——

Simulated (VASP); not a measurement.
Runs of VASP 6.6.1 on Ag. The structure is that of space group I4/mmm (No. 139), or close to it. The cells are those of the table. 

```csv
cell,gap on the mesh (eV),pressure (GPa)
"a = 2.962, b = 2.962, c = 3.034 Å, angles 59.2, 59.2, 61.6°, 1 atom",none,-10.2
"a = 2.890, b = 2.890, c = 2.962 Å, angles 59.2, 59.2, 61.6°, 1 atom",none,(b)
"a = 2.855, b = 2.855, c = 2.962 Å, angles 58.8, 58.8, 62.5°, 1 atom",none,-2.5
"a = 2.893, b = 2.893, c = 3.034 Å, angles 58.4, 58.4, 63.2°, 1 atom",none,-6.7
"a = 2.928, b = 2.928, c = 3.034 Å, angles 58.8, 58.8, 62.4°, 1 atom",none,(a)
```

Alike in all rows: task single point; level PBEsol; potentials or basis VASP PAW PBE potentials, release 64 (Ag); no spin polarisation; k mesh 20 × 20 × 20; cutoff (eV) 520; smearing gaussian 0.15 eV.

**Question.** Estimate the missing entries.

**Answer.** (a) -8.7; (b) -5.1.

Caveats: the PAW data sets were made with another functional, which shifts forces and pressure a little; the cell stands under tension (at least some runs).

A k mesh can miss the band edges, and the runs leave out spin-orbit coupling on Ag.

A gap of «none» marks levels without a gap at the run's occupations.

——

EXERCISE: A verbatim copy of the listing is to be returned in full.

WRITTEN SOLUTION:
Simulated (VASP); not a measurement.
Runs of VASP 6.6.1 on Ag. The structure is that of space group I4/mmm (No. 139), or close to it. The cells are those of the table. 

```csv
cell,gap on the mesh (eV),pressure (GPa)
"a = 2.962, b = 2.962, c = 3.034 Å, angles 59.2, 59.2, 61.6°, 1 atom",none,-10.2
"a = 2.890, b = 2.890, c = 2.962 Å, angles 59.2, 59.2, 61.6°, 1 atom",none,(b)
"a = 2.855, b = 2.855, c = 2.962 Å, angles 58.8, 58.8, 62.5°, 1 atom",none,-2.5
"a = 2.893, b = 2.893, c = 3.034 Å, angles 58.4, 58.4, 63.2°, 1 atom",none,-6.7
"a = 2.928, b = 2.928, c = 3.034 Å, angles 58.8, 58.8, 62.4°, 1 atom",none,(a)
```

Alike in all rows: task single point; level PBEsol; potentials or basis VASP PAW PBE potentials, release 64 (Ag); no spin polarisation; k mesh 20 × 20 × 20; cutoff (eV) 520; smearing gaussian 0.15 eV.

**Question.** Estimate the missing entries.

**Answer.** (a) -8.7; (b) -5.1.

Caveats: the PAW data sets were made with another functional, which shifts forces and pressure a little; the cell stands under tension (at least some runs).

A k mesh can miss the band edges, and the runs leave out spin-orbit coupling on Ag.

A gap of «none» marks levels without a gap at the run's occupations.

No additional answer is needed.